→ **ACTIVITY**
Return exactly the listing's lines, from its first line to the line holding "Cell from Materials", ends included.

→ **SUPPLIED DATA**
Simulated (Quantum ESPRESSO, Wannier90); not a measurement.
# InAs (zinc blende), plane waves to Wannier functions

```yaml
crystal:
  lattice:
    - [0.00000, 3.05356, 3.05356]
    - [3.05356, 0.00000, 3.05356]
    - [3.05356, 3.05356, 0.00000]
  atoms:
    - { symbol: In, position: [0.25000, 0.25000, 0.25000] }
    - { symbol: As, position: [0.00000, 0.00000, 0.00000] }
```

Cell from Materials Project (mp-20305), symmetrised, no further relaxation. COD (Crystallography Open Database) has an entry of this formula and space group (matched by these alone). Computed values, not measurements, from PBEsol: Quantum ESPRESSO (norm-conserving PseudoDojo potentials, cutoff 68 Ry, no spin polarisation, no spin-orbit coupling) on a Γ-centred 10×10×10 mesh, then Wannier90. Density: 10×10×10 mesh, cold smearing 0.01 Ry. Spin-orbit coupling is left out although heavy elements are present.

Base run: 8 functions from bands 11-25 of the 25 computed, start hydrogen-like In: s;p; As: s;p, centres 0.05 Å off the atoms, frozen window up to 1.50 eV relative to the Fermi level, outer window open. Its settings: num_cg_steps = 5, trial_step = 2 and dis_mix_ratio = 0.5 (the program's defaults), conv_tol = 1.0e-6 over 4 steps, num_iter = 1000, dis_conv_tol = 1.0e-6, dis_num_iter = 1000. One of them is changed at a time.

→ **REPLY**
Simulated (Quantum ESPRESSO, Wannier90); not a measurement.
# InAs (zinc blende), plane waves to Wannier functions

```yaml
crystal:
  lattice:
    - [0.00000, 3.05356, 3.05356]
    - [3.05356, 0.00000, 3.05356]
    - [3.05356, 3.05356, 0.00000]
  atoms:
    - { symbol: In, position: [0.25000, 0.25000, 0.25000] }
    - { symbol: As, position: [0.00000, 0.00000, 0.00000] }
```

Cell from Materials Project (mp-20305), symmetrised, no further relaxation. COD (Crystallography Open Database) has an entry of this formula and space group (matched by these alone). Computed values, not measurements, from PBEsol: Quantum ESPRESSO (norm-conserving PseudoDojo potentials, cutoff 68 Ry, no spin polarisation, no spin-orbit coupling) on a Γ-centred 10×10×10 mesh, then Wannier90. Density: 10×10×10 mesh, cold smearing 0.01 Ry. Spin-orbit coupling is left out although heavy elements are present.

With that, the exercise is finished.